◆ Data for analysis ◆
***
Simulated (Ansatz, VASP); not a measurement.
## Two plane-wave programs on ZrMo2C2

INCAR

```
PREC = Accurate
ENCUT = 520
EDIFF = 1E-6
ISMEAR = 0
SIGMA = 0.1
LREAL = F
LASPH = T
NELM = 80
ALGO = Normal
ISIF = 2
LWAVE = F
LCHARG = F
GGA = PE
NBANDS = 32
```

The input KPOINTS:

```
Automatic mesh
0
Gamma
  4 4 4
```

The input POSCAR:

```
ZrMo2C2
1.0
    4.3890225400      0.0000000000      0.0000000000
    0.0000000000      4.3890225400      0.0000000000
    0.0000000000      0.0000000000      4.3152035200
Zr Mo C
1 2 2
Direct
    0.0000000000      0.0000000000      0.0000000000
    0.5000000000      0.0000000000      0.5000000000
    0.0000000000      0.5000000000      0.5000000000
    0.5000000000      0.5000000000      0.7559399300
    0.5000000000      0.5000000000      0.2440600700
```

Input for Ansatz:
***

◆ Brief ◆
For this exercise, give the entries above again with no difference at all.

◆ Response ◆
Simulated (Ansatz, VASP); not a measurement.
## Two plane-wave programs on ZrMo2C2

INCAR

```
PREC = Accurate
ENCUT = 520
EDIFF = 1E-6
ISMEAR = 0
SIGMA = 0.1
LREAL = F
LASPH = T
NELM = 80
ALGO = Normal
ISIF = 2
LWAVE = F
LCHARG = F
GGA = PE
NBANDS = 32
```

The input KPOINTS:

```
Automatic mesh
0
Gamma
  4 4 4
```

The input POSCAR:

```
ZrMo2C2
1.0
    4.3890225400      0.0000000000      0.0000000000
    0.0000000000      4.3890225400      0.0000000000
    0.0000000000      0.0000000000      4.3152035200
Zr Mo C
1 2 2
Direct
    0.0000000000      0.0000000000      0.0000000000
    0.5000000000      0.0000000000      0.5000000000
    0.0000000000      0.5000000000      0.5000000000
    0.5000000000      0.5000000000      0.7559399300
    0.5000000000      0.5000000000      0.2440600700
```

Input for Ansatz:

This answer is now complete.